* SUPPLIED INFORMATION:
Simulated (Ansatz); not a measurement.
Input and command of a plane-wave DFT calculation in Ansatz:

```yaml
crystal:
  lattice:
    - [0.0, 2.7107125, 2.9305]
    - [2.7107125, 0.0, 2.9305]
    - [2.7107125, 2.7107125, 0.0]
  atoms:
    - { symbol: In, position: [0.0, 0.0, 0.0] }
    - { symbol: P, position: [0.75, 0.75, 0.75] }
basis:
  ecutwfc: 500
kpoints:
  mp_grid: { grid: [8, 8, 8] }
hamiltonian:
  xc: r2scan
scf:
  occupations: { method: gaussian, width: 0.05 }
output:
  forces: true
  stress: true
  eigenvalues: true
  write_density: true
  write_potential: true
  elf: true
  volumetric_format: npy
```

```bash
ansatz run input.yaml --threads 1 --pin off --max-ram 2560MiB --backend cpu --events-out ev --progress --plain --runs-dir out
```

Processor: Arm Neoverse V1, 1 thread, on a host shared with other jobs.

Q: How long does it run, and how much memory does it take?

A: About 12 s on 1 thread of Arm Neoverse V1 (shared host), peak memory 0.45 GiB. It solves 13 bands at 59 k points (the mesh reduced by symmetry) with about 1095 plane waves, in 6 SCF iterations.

* WORK TASK: Please write out each line of the listing above exactly.

* WRITTEN ANSWER:
Simulated (Ansatz); not a measurement.
Input and command of a plane-wave DFT calculation in Ansatz:

```yaml
crystal:
  lattice:
    - [0.0, 2.7107125, 2.9305]
    - [2.7107125, 0.0, 2.9305]
    - [2.7107125, 2.7107125, 0.0]
  atoms:
    - { symbol: In, position: [0.0, 0.0, 0.0] }
    - { symbol: P, position: [0.75, 0.75, 0.75] }
basis:
  ecutwfc: 500
kpoints:
  mp_grid: { grid: [8, 8, 8] }
hamiltonian:
  xc: r2scan
scf:
  occupations: { method: gaussian, width: 0.05 }
output:
  forces: true
  stress: true
  eigenvalues: true
  write_density: true
  write_potential: true
  elf: true
  volumetric_format: npy
```

```bash
ansatz run input.yaml --threads 1 --pin off --max-ram 2560MiB --backend cpu --events-out ev --progress --plain --runs-dir out
```

Processor: Arm Neoverse V1, 1 thread, on a host shared with other jobs.

Q: How long does it run, and how much memory does it take?

A: About 12 s on 1 thread of Arm Neoverse V1 (shared host), peak memory 0.45 GiB. It solves 13 bands at 59 k points (the mesh reduced by symmetry) with about 1095 plane waves, in 6 SCF iterations.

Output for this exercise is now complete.